ACTION ITEM
All the data should be printed again exactly as written.

:: DATA UNDER STUDY ::
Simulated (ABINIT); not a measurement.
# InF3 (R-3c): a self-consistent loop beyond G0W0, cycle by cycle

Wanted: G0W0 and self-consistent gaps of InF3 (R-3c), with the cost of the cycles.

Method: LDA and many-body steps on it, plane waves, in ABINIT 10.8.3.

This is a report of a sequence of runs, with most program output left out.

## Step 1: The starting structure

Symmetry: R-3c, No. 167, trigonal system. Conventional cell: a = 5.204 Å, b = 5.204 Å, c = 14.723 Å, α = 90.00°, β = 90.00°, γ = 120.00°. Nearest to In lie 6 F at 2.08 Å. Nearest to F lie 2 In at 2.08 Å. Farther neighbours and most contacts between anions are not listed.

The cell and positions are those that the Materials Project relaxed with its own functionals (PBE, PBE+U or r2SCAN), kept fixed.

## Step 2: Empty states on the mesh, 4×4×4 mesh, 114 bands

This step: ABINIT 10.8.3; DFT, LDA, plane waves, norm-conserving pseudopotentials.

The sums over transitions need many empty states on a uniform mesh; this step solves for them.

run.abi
:::

YOUR RESPONSE
Simulated (ABINIT); not a measurement.
# InF3 (R-3c): a self-consistent loop beyond G0W0, cycle by cycle

Wanted: G0W0 and self-consistent gaps of InF3 (R-3c), with the cost of the cycles.

Method: LDA and many-body steps on it, plane waves, in ABINIT 10.8.3.

This is a report of a sequence of runs, with most program output left out.

## Step 1: The starting structure

Symmetry: R-3c, No. 167, trigonal system. Conventional cell: a = 5.204 Å, b = 5.204 Å, c = 14.723 Å, α = 90.00°, β = 90.00°, γ = 120.00°. Nearest to In lie 6 F at 2.08 Å. Nearest to F lie 2 In at 2.08 Å. Farther neighbours and most contacts between anions are not listed.

The cell and positions are those that the Materials Project relaxed with its own functionals (PBE, PBE+U or r2SCAN), kept fixed.

## Step 2: Empty states on the mesh, 4×4×4 mesh, 114 bands

This step: ABINIT 10.8.3; DFT, LDA, plane waves, norm-conserving pseudopotentials.

The sums over transitions need many empty states on a uniform mesh; this step solves for them.

run.abi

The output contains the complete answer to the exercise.